SOURCE DATA:
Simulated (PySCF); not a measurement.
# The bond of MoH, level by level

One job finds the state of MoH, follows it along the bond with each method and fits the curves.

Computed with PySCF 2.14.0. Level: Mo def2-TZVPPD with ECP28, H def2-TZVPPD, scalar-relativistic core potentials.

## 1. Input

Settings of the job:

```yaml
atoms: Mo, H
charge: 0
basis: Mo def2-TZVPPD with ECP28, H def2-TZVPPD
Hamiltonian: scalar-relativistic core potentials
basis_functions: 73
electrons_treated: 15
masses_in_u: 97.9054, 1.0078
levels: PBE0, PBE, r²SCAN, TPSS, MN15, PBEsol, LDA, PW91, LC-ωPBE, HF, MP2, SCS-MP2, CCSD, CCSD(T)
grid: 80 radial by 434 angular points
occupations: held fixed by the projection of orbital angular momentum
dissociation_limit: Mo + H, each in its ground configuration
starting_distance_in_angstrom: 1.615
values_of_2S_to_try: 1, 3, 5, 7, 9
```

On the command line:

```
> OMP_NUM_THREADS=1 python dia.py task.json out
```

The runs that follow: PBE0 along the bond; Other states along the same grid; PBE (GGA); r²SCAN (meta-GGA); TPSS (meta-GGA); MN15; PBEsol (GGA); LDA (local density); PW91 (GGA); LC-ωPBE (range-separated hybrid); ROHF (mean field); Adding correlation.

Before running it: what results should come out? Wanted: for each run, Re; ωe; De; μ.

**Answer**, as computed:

WORK TASK:
Your task is to restate every record exactly.

ANSWER SECTION:
Simulated (PySCF); not a measurement.
# The bond of MoH, level by level

One job finds the state of MoH, follows it along the bond with each method and fits the curves.

Computed with PySCF 2.14.0. Level: Mo def2-TZVPPD with ECP28, H def2-TZVPPD, scalar-relativistic core potentials.

## 1. Input

Settings of the job:

```yaml
atoms: Mo, H
charge: 0
basis: Mo def2-TZVPPD with ECP28, H def2-TZVPPD
Hamiltonian: scalar-relativistic core potentials
basis_functions: 73
electrons_treated: 15
masses_in_u: 97.9054, 1.0078
levels: PBE0, PBE, r²SCAN, TPSS, MN15, PBEsol, LDA, PW91, LC-ωPBE, HF, MP2, SCS-MP2, CCSD, CCSD(T)
grid: 80 radial by 434 angular points
occupations: held fixed by the projection of orbital angular momentum
dissociation_limit: Mo + H, each in its ground configuration
starting_distance_in_angstrom: 1.615
values_of_2S_to_try: 1, 3, 5, 7, 9
```

On the command line:

```
> OMP_NUM_THREADS=1 python dia.py task.json out
```

The runs that follow: PBE0 along the bond; Other states along the same grid; PBE (GGA); r²SCAN (meta-GGA); TPSS (meta-GGA); MN15; PBEsol (GGA); LDA (local density); PW91 (GGA); LC-ωPBE (range-separated hybrid); ROHF (mean field); Adding correlation.

Before running it: what results should come out? Wanted: for each run, Re; ωe; De; μ.

**Answer**, as computed:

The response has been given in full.